## Work order
Reproduce, character for character, the entries from their opening line through the line with "0.666 eV (indirect).".

## Data extract
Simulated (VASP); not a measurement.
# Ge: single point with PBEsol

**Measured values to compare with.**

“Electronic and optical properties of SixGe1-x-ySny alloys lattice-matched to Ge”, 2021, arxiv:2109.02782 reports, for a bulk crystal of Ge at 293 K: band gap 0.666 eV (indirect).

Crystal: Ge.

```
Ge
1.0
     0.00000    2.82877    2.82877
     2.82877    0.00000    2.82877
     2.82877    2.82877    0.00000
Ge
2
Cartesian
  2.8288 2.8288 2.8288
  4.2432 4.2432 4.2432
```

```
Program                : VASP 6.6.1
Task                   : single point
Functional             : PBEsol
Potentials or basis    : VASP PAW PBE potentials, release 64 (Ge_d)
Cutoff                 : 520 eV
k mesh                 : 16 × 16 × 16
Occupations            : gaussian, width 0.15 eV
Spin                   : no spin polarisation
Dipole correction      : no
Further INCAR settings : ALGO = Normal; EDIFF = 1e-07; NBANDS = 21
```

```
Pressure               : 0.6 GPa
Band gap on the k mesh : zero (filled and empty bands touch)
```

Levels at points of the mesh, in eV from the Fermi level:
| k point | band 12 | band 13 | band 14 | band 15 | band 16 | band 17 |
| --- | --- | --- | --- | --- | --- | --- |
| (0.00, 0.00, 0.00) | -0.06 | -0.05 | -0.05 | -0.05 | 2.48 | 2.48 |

## Exercise answer
Simulated (VASP); not a measurement.
# Ge: single point with PBEsol

**Measured values to compare with.**

“Electronic and optical properties of SixGe1-x-ySny alloys lattice-matched to Ge”, 2021, arxiv:2109.02782 reports, for a bulk crystal of Ge at 293 K: band gap 0.666 eV (indirect).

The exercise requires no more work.